Start of Data shown

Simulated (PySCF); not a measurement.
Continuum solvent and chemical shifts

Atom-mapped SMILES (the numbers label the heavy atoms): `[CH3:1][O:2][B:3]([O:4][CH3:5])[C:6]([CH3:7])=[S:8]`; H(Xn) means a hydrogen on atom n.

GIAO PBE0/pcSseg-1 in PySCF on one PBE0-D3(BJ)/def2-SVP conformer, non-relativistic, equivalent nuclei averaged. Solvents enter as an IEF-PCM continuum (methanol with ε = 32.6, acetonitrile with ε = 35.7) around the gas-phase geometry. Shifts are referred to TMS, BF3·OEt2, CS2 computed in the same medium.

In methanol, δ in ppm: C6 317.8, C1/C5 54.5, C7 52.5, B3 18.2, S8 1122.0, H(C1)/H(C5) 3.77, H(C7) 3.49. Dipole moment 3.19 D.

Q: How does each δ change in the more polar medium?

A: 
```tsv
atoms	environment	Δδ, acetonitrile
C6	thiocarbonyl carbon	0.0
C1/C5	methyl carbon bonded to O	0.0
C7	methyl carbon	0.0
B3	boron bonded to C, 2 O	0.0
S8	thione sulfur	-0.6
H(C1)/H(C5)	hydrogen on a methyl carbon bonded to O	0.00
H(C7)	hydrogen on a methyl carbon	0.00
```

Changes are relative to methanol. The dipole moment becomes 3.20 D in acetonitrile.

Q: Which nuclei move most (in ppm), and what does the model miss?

End of Data shown

» **Assignment**:
Copy exactly the stretch of data above from the line with "Continuum solvent and chemical shifts" through the line with "Atom-mapped SMILES (the", and omit all other lines.

» **Exercise answer**:
Continuum solvent and chemical shifts

Atom-mapped SMILES (the numbers label the heavy atoms): `[CH3:1][O:2][B:3]([O:4][CH3:5])[C:6]([CH3:7])=[S:8]`; H(Xn) means a hydrogen on atom n.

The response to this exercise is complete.